Supplied material
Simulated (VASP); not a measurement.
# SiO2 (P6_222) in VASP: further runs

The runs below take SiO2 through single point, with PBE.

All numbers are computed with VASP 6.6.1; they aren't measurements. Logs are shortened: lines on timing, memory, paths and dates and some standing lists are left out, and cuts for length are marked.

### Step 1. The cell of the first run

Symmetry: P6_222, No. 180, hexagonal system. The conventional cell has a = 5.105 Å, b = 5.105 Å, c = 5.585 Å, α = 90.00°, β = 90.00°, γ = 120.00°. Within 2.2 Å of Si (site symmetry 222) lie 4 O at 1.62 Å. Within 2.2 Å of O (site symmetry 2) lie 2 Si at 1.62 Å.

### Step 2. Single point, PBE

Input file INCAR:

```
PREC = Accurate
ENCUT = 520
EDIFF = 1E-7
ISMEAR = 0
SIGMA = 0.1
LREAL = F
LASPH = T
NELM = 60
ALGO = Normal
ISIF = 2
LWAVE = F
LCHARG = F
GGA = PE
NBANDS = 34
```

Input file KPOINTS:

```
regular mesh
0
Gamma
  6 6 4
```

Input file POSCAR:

Assigned task
Could every entry above be printed again, word for word?

Response box
Simulated (VASP); not a measurement.
# SiO2 (P6_222) in VASP: further runs

The runs below take SiO2 through single point, with PBE.

All numbers are computed with VASP 6.6.1; they aren't measurements. Logs are shortened: lines on timing, memory, paths and dates and some standing lists are left out, and cuts for length are marked.

### Step 1. The cell of the first run

Symmetry: P6_222, No. 180, hexagonal system. The conventional cell has a = 5.105 Å, b = 5.105 Å, c = 5.585 Å, α = 90.00°, β = 90.00°, γ = 120.00°. Within 2.2 Å of Si (site symmetry 222) lie 4 O at 1.62 Å. Within 2.2 Å of O (site symmetry 2) lie 2 Si at 1.62 Å.

### Step 2. Single point, PBE

Input file INCAR:

```
PREC = Accurate
ENCUT = 520
EDIFF = 1E-7
ISMEAR = 0
SIGMA = 0.1
LREAL = F
LASPH = T
NELM = 60
ALGO = Normal
ISIF = 2
LWAVE = F
LCHARG = F
GGA = PE
NBANDS = 34
```

Input file KPOINTS:

```
regular mesh
0
Gamma
  6 6 4
```

Input file POSCAR:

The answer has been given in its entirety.